** SOURCE DATA follows **

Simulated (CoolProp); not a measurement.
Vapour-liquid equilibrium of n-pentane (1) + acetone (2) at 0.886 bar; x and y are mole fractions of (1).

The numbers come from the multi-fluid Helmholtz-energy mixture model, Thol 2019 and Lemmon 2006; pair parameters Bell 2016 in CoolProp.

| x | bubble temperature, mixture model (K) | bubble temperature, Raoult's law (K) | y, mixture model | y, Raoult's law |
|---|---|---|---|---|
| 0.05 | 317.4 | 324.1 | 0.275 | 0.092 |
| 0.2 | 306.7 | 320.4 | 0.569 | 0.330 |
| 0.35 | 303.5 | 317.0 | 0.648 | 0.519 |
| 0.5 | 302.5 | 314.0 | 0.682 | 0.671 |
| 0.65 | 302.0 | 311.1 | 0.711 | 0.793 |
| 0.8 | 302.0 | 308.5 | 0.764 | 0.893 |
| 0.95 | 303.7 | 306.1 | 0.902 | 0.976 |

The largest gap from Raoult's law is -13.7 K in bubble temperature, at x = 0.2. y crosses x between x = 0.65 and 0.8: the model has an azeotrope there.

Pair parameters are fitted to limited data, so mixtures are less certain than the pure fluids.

** End of SOURCE DATA **

BRIEF:
Print the lines above from the one with "Raoult's law |" through the one with "The largest gap", both included, exactly as written and nothing more.

PROBLEM SOLUTION:
| x | bubble temperature, mixture model (K) | bubble temperature, Raoult's law (K) | y, mixture model | y, Raoult's law |
|---|---|---|---|---|
| 0.05 | 317.4 | 324.1 | 0.275 | 0.092 |
| 0.2 | 306.7 | 320.4 | 0.569 | 0.330 |
| 0.35 | 303.5 | 317.0 | 0.648 | 0.519 |
| 0.5 | 302.5 | 314.0 | 0.682 | 0.671 |
| 0.65 | 302.0 | 311.1 | 0.711 | 0.793 |
| 0.8 | 302.0 | 308.5 | 0.764 | 0.893 |
| 0.95 | 303.7 | 306.1 | 0.902 | 0.976 |

The largest gap from Raoult's law is -13.7 K in bubble temperature, at x = 0.2. y crosses x between x = 0.65 and 0.8: the model has an azeotrope there.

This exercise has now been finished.